[SUPPLIED DATA]
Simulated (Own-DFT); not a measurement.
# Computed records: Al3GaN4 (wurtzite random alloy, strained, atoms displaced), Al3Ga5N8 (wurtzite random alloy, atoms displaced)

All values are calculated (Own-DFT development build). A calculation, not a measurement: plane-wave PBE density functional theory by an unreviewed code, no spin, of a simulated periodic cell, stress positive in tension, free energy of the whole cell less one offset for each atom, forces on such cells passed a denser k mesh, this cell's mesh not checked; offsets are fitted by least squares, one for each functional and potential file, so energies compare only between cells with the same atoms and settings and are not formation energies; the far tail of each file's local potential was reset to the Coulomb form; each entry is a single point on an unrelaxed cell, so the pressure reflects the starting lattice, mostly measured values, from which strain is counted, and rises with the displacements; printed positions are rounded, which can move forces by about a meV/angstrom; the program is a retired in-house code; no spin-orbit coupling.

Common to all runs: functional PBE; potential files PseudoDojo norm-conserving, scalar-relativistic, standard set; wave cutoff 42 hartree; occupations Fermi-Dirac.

[ACTION ITEM]
Copy each record exactly, leaving nothing out.

[ANSWER SPACE]
Simulated (Own-DFT); not a measurement.
# Computed records: Al3GaN4 (wurtzite random alloy, strained, atoms displaced), Al3Ga5N8 (wurtzite random alloy, atoms displaced)

All values are calculated (Own-DFT development build). A calculation, not a measurement: plane-wave PBE density functional theory by an unreviewed code, no spin, of a simulated periodic cell, stress positive in tension, free energy of the whole cell less one offset for each atom, forces on such cells passed a denser k mesh, this cell's mesh not checked; offsets are fitted by least squares, one for each functional and potential file, so energies compare only between cells with the same atoms and settings and are not formation energies; the far tail of each file's local potential was reset to the Coulomb form; each entry is a single point on an unrelaxed cell, so the pressure reflects the starting lattice, mostly measured values, from which strain is counted, and rises with the displacements; printed positions are rounded, which can move forces by about a meV/angstrom; the program is a retired in-house code; no spin-orbit coupling.

Common to all runs: functional PBE; potential files PseudoDojo norm-conserving, scalar-relativistic, standard set; wave cutoff 42 hartree; occupations Fermi-Dirac.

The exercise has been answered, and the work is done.